______________________________

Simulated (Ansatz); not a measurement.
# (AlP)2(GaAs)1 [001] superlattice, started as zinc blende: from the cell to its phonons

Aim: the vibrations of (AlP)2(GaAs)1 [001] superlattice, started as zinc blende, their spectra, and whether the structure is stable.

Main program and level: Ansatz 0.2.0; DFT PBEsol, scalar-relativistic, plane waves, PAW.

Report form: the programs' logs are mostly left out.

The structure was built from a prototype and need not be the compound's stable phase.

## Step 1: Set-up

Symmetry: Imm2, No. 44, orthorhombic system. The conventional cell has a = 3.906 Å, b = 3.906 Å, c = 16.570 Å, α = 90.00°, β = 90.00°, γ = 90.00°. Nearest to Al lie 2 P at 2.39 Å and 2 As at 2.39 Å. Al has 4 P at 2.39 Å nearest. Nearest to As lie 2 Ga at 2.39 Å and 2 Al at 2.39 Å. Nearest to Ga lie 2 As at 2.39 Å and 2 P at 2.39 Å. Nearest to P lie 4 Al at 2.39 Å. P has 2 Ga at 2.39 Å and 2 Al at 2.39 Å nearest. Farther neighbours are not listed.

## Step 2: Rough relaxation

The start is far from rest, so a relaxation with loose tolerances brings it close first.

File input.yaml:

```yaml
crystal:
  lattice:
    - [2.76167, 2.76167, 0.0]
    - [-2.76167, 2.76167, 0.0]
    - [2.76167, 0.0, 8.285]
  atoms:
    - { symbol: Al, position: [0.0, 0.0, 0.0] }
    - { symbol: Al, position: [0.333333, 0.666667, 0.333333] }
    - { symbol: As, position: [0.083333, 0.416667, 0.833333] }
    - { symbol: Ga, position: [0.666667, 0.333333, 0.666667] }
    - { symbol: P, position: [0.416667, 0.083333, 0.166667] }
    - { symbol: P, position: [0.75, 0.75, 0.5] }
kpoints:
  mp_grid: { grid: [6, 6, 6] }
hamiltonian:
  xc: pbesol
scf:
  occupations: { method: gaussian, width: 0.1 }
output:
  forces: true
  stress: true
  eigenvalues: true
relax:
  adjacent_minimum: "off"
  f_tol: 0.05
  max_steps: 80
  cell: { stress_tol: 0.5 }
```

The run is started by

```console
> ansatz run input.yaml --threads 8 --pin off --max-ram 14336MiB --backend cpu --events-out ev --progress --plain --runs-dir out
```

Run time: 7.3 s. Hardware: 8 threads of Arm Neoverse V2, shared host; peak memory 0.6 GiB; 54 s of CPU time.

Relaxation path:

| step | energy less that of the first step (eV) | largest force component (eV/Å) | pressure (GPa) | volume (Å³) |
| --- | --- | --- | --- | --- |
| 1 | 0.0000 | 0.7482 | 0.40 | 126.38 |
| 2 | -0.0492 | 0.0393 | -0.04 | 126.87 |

______________________________

## WORK TASK
Write out exactly the lines above from the line with "Main program and" through the line with "## Step 1: Set-up", both of them included, and leave out all other lines.

## EXERCISE RESULT
Main program and level: Ansatz 0.2.0; DFT PBEsol, scalar-relativistic, plane waves, PAW.

Report form: the programs' logs are mostly left out.

The structure was built from a prototype and need not be the compound's stable phase.

## Step 1: Set-up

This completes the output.